▶ Data under study
----------

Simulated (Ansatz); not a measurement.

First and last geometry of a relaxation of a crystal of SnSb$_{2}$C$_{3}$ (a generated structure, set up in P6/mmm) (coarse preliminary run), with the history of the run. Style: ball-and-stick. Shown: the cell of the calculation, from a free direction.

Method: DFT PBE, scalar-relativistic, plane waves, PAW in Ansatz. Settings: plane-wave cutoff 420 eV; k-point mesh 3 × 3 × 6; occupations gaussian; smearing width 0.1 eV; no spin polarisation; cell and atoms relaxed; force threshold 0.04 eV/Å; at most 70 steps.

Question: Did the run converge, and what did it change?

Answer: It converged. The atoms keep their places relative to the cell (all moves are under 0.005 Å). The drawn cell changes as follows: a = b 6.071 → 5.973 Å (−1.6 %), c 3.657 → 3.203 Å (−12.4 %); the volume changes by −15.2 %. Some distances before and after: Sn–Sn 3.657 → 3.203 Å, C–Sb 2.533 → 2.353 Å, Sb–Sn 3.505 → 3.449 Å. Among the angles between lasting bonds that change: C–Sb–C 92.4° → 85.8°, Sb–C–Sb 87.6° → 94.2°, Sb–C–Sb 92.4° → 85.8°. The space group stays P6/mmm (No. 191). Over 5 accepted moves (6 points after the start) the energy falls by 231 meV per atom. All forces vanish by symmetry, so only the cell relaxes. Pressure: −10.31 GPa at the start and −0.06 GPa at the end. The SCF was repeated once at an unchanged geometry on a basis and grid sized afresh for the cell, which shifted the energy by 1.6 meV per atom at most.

----------

▶ Action item
After locating the line holding "First and last" above, output exactly that line and every line after it through the line holding "Question: Did the". Include nothing else.

▶ Response box
First and last geometry of a relaxation of a crystal of SnSb$_{2}$C$_{3}$ (a generated structure, set up in P6/mmm) (coarse preliminary run), with the history of the run. Style: ball-and-stick. Shown: the cell of the calculation, from a free direction.

Method: DFT PBE, scalar-relativistic, plane waves, PAW in Ansatz. Settings: plane-wave cutoff 420 eV; k-point mesh 3 × 3 × 6; occupations gaussian; smearing width 0.1 eV; no spin polarisation; cell and atoms relaxed; force threshold 0.04 eV/Å; at most 70 steps.

Question: Did the run converge, and what did it change?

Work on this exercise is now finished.